Retype the entries in full.

**RECORDS PROVIDED**:
————
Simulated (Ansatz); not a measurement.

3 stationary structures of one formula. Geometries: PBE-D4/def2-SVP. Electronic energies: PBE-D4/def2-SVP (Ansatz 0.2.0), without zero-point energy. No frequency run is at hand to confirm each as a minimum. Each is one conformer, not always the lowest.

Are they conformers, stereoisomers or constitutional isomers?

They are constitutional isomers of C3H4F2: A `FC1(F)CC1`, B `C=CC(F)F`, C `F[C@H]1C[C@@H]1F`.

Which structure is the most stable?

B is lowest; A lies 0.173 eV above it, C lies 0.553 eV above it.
————

**EXPECTED ANSWER**:
Simulated (Ansatz); not a measurement.

3 stationary structures of one formula. Geometries: PBE-D4/def2-SVP. Electronic energies: PBE-D4/def2-SVP (Ansatz 0.2.0), without zero-point energy. No frequency run is at hand to confirm each as a minimum. Each is one conformer, not always the lowest.

Are they conformers, stereoisomers or constitutional isomers?

They are constitutional isomers of C3H4F2: A `FC1(F)CC1`, B `C=CC(F)F`, C `F[C@H]1C[C@@H]1F`.

Which structure is the most stable?

B is lowest; A lies 0.173 eV above it, C lies 0.553 eV above it.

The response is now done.